### Given records
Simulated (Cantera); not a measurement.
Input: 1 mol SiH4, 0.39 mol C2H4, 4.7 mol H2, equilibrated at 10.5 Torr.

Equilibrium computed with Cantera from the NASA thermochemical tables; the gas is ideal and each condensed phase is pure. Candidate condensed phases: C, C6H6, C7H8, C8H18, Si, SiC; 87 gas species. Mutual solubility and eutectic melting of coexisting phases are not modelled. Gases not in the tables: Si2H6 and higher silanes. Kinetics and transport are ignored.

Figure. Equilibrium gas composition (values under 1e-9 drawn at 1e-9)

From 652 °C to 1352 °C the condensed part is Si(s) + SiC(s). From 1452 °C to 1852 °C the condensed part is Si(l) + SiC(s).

### Activity
Give again, word for word, every line of the listing above from the one with "Equilibrium computed with" to the one with "Figure. Equilibrium gas", both inclusive, and nothing beyond them.

### Answer area
Equilibrium computed with Cantera from the NASA thermochemical tables; the gas is ideal and each condensed phase is pure. Candidate condensed phases: C, C6H6, C7H8, C8H18, Si, SiC; 87 gas species. Mutual solubility and eutectic melting of coexisting phases are not modelled. Gases not in the tables: Si2H6 and higher silanes. Kinetics and transport are ignored.

Figure. Equilibrium gas composition (values under 1e-9 drawn at 1e-9)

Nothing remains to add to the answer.